▶ **Requirement**
From the entries below, reproduce exactly the line containing "## (1) Starting point", the line containing "Lines of VASP's", and every line in between, with nothing added.

▶ **Information supplied**
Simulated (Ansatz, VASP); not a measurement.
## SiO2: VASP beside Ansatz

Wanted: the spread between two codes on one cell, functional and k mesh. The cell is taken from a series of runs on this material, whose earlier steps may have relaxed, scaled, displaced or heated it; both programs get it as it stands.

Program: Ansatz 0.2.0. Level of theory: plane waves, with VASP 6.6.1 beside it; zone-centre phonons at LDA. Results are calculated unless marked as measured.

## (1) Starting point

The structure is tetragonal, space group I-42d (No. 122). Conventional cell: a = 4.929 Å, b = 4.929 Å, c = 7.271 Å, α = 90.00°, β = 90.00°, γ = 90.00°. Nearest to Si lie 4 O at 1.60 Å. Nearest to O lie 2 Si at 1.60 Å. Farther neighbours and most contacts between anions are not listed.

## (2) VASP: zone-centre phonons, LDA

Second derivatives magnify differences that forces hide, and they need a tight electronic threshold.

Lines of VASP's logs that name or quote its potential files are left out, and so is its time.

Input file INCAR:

▶ **Exercise answer**
## (1) Starting point

The structure is tetragonal, space group I-42d (No. 122). Conventional cell: a = 4.929 Å, b = 4.929 Å, c = 7.271 Å, α = 90.00°, β = 90.00°, γ = 90.00°. Nearest to Si lie 4 O at 1.60 Å. Nearest to O lie 2 Si at 1.60 Å. Farther neighbours and most contacts between anions are not listed.

## (2) VASP: zone-centre phonons, LDA

Second derivatives magnify differences that forces hide, and they need a tight electronic threshold.

Lines of VASP's logs that name or quote its potential files are left out, and so is its time.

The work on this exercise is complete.